- - - - -
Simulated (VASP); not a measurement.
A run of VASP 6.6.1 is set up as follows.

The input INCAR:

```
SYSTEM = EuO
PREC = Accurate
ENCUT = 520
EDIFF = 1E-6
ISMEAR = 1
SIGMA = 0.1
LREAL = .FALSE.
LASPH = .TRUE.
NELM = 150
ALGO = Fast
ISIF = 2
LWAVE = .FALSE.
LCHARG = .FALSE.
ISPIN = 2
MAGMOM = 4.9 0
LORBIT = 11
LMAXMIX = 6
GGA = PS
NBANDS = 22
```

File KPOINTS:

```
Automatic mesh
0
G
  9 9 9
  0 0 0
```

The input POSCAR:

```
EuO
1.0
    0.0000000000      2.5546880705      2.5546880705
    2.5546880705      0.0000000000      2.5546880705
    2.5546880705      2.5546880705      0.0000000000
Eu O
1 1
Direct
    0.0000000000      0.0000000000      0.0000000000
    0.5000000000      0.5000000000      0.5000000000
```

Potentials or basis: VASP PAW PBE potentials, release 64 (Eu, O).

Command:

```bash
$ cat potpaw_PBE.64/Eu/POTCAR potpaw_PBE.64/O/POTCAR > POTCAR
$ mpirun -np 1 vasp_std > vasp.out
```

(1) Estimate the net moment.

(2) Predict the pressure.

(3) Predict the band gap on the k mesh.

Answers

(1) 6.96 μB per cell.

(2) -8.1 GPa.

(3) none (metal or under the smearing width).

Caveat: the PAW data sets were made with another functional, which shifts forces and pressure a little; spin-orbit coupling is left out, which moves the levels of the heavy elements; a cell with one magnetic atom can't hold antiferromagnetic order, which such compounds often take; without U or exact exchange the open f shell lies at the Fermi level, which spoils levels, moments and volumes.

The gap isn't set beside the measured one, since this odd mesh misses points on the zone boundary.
- - - - -

- **Task item**
Reproduce the records above exactly, from the first line to the line that holds "Caveat: the PAW", inclusive, and omit everything after it.

- **Exercise answer**
Simulated (VASP); not a measurement.
A run of VASP 6.6.1 is set up as follows.

The input INCAR:

```
SYSTEM = EuO
PREC = Accurate
ENCUT = 520
EDIFF = 1E-6
ISMEAR = 1
SIGMA = 0.1
LREAL = .FALSE.
LASPH = .TRUE.
NELM = 150
ALGO = Fast
ISIF = 2
LWAVE = .FALSE.
LCHARG = .FALSE.
ISPIN = 2
MAGMOM = 4.9 0
LORBIT = 11
LMAXMIX = 6
GGA = PS
NBANDS = 22
```

File KPOINTS:

```
Automatic mesh
0
G
  9 9 9
  0 0 0
```

The input POSCAR:

```
EuO
1.0
    0.0000000000      2.5546880705      2.5546880705
    2.5546880705      0.0000000000      2.5546880705
    2.5546880705      2.5546880705      0.0000000000
Eu O
1 1
Direct
    0.0000000000      0.0000000000      0.0000000000
    0.5000000000      0.5000000000      0.5000000000
```

Potentials or basis: VASP PAW PBE potentials, release 64 (Eu, O).

Command:

```bash
$ cat potpaw_PBE.64/Eu/POTCAR potpaw_PBE.64/O/POTCAR > POTCAR
$ mpirun -np 1 vasp_std > vasp.out
```

(1) Estimate the net moment.

(2) Predict the pressure.

(3) Predict the band gap on the k mesh.

Answers

(1) 6.96 μB per cell.

(2) -8.1 GPa.

(3) none (metal or under the smearing width).

Caveat: the PAW data sets were made with another functional, which shifts forces and pressure a little; spin-orbit coupling is left out, which moves the levels of the heavy elements; a cell with one magnetic atom can't hold antiferromagnetic order, which such compounds often take; without U or exact exchange the open f shell lies at the Fermi level, which spoils levels, moments and volumes.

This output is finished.